(Work order)
Repeat, line for line, the entries below from the first line to the line containing "Run this with", counting both ends.

[Start of Attachment]

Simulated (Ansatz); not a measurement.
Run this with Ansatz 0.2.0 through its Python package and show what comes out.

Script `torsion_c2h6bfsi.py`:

[End of Attachment]

(Worked solution)
Simulated (Ansatz); not a measurement.
Run this with Ansatz 0.2.0 through its Python package and show what comes out.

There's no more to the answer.